Work task: Transcribe exactly the span of lines that begins the records and ends with the line holding "Total energies in", both boundary lines included.

Data provided:
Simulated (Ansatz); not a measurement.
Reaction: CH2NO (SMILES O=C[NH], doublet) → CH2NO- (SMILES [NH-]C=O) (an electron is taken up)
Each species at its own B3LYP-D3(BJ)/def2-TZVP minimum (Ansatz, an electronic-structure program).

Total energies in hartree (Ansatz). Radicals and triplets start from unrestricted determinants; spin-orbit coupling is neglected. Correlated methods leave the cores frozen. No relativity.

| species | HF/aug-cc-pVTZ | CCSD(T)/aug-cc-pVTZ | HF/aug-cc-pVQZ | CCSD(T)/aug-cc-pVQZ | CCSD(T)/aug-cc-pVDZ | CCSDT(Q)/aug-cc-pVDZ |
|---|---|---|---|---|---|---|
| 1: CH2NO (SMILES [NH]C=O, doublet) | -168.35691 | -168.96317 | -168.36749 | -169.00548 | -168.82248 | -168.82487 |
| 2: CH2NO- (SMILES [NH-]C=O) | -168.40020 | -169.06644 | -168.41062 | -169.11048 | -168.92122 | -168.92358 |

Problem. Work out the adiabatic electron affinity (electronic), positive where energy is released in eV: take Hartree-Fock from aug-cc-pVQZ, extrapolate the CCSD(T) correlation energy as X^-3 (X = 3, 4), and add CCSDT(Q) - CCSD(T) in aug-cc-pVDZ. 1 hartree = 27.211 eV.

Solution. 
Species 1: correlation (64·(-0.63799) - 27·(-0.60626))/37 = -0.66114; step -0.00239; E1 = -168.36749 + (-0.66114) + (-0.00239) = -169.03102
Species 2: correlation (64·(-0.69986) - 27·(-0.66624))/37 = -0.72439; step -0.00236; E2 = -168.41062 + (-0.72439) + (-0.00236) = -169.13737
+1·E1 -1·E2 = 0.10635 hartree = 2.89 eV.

Answer section:
Simulated (Ansatz); not a measurement.
Reaction: CH2NO (SMILES O=C[NH], doublet) → CH2NO- (SMILES [NH-]C=O) (an electron is taken up)
Each species at its own B3LYP-D3(BJ)/def2-TZVP minimum (Ansatz, an electronic-structure program).

Total energies in hartree (Ansatz). Radicals and triplets start from unrestricted determinants; spin-orbit coupling is neglected. Correlated methods leave the cores frozen. No relativity.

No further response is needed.